* Work task
Each line below from the one containing "Settings: plane-wave cutoff" through the one containing "Worked out: γ" is to be given again exactly, and no line outside that span.

* Data provided
════════════════

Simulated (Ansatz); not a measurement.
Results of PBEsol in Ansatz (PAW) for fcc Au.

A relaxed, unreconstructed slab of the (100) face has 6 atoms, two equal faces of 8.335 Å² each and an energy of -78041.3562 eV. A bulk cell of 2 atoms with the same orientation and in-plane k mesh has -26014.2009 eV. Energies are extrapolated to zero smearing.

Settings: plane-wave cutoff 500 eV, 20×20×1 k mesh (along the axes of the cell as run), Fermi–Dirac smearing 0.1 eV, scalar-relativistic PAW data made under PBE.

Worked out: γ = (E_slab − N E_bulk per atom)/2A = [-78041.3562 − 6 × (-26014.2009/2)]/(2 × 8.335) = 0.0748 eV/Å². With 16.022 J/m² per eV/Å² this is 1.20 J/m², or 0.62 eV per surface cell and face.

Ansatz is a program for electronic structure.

════════════════

* Task answer
Settings: plane-wave cutoff 500 eV, 20×20×1 k mesh (along the axes of the cell as run), Fermi–Dirac smearing 0.1 eV, scalar-relativistic PAW data made under PBE.

Worked out: γ = (E_slab − N E_bulk per atom)/2A = [-78041.3562 − 6 × (-26014.2009/2)]/(2 × 8.335) = 0.0748 eV/Å². With 16.022 J/m² per eV/Å² this is 1.20 J/m², or 0.62 eV per surface cell and face.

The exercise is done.